___ Available data ___

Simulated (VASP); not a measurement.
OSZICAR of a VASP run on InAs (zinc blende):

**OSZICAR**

___

Task item:
Lines from the start of the records through the one containing "OSZICAR of a" are what should be retyped, exactly and in full, both ends included.

Exercise answer:
Simulated (VASP); not a measurement.
OSZICAR of a VASP run on InAs (zinc blende):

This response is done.